What this exercise calls for is an exact copy of the data.

### SUPPLIED ENTRIES
+--
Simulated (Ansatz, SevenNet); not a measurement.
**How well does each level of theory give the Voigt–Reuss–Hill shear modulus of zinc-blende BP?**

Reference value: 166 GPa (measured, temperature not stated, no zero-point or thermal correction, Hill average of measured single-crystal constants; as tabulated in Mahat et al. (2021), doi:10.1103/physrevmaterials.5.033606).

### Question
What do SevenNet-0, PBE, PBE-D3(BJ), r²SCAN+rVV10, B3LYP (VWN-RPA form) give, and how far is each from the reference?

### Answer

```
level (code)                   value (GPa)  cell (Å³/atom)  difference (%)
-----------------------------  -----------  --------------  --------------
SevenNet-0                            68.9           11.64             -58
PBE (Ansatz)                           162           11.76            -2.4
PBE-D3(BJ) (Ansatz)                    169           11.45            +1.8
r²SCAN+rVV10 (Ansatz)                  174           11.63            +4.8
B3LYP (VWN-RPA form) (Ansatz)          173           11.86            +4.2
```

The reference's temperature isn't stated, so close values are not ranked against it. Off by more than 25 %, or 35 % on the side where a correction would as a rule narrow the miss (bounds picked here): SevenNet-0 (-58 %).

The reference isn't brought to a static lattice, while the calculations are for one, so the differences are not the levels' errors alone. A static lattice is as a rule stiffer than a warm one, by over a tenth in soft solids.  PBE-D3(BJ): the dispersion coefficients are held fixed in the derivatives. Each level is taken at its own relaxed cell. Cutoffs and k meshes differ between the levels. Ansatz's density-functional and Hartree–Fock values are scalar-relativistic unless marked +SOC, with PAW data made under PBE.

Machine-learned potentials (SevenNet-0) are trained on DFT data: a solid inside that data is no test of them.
+--

### WRITTEN REPLY
Simulated (Ansatz, SevenNet); not a measurement.
**How well does each level of theory give the Voigt–Reuss–Hill shear modulus of zinc-blende BP?**

Reference value: 166 GPa (measured, temperature not stated, no zero-point or thermal correction, Hill average of measured single-crystal constants; as tabulated in Mahat et al. (2021), doi:10.1103/physrevmaterials.5.033606).

### Question
What do SevenNet-0, PBE, PBE-D3(BJ), r²SCAN+rVV10, B3LYP (VWN-RPA form) give, and how far is each from the reference?

### Answer

```
level (code)                   value (GPa)  cell (Å³/atom)  difference (%)
-----------------------------  -----------  --------------  --------------
SevenNet-0                            68.9           11.64             -58
PBE (Ansatz)                           162           11.76            -2.4
PBE-D3(BJ) (Ansatz)                    169           11.45            +1.8
r²SCAN+rVV10 (Ansatz)                  174           11.63            +4.8
B3LYP (VWN-RPA form) (Ansatz)          173           11.86            +4.2
```

The reference's temperature isn't stated, so close values are not ranked against it. Off by more than 25 %, or 35 % on the side where a correction would as a rule narrow the miss (bounds picked here): SevenNet-0 (-58 %).

The reference isn't brought to a static lattice, while the calculations are for one, so the differences are not the levels' errors alone. A static lattice is as a rule stiffer than a warm one, by over a tenth in soft solids.  PBE-D3(BJ): the dispersion coefficients are held fixed in the derivatives. Each level is taken at its own relaxed cell. Cutoffs and k meshes differ between the levels. Ansatz's density-functional and Hartree–Fock values are scalar-relativistic unless marked +SOC, with PAW data made under PBE.

Machine-learned potentials (SevenNet-0) are trained on DFT data: a solid inside that data is no test of them.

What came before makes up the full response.